__WORK TASK__
Entries follow. Give back exactly the lines starting at the one containing "(eV) | −10.26 | −10.53 | −0.27 |" and ending at the one containing "12.14 | +0.80 |", and no other lines.

__MATERIAL SUPPLIED__
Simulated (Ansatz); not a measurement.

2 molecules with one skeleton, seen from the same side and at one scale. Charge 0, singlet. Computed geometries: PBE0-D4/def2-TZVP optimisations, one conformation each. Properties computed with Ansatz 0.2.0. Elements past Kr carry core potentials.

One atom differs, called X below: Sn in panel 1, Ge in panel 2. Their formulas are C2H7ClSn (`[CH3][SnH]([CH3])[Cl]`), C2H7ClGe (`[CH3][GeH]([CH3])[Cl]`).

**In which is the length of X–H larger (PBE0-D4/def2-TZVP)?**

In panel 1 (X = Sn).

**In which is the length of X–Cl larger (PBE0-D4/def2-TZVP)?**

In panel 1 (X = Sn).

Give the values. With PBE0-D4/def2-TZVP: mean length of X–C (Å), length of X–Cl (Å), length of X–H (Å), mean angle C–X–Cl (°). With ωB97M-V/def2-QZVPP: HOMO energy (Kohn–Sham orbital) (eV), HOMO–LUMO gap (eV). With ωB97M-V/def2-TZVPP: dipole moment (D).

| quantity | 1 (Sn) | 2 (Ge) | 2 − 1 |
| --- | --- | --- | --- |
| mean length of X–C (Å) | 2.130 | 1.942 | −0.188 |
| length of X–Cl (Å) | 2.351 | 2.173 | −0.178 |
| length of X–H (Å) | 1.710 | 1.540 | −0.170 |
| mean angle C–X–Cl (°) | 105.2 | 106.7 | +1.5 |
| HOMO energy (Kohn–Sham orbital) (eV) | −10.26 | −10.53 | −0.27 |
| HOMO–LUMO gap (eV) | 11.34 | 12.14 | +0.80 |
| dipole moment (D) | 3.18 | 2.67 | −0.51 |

__RESPONSE AREA__
| HOMO energy (Kohn–Sham orbital) (eV) | −10.26 | −10.53 | −0.27 |
| HOMO–LUMO gap (eV) | 11.34 | 12.14 | +0.80 |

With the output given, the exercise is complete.